○ ○ ○

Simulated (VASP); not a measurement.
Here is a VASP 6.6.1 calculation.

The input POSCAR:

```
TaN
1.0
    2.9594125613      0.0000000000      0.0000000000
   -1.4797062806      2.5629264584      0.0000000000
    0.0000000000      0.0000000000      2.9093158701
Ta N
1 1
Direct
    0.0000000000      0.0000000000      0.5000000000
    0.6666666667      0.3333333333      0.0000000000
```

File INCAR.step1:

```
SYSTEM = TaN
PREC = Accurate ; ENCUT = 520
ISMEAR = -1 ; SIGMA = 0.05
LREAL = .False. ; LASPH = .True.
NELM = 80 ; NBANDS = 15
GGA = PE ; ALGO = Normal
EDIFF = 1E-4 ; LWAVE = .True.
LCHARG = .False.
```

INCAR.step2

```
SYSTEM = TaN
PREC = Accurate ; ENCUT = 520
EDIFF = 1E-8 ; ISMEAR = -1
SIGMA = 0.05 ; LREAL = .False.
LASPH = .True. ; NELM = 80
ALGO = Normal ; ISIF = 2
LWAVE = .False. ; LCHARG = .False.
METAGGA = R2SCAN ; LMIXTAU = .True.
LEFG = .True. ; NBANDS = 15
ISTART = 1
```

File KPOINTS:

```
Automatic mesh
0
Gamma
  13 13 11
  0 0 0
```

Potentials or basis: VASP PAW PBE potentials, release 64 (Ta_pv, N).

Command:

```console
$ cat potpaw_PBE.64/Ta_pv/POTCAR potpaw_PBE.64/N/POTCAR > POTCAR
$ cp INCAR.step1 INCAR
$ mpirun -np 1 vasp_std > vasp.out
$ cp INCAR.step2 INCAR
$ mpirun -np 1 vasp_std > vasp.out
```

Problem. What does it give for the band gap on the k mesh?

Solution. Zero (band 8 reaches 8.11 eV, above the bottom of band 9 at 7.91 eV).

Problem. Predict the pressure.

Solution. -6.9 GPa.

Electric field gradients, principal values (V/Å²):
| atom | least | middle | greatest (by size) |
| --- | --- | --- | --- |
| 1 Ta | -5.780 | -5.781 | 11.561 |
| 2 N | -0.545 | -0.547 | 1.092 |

○ ○ ○

▸ Assigned task
Using the data above, repeat exactly the lines that begin at the line with "Solution. -6.9 GPa." and end at the line with "-5.781 | 11.561 |", both ends included.

▸ Result
Solution. -6.9 GPa.

Electric field gradients, principal values (V/Å²):
| atom | least | middle | greatest (by size) |
| --- | --- | --- | --- |
| 1 Ta | -5.780 | -5.781 | 11.561 |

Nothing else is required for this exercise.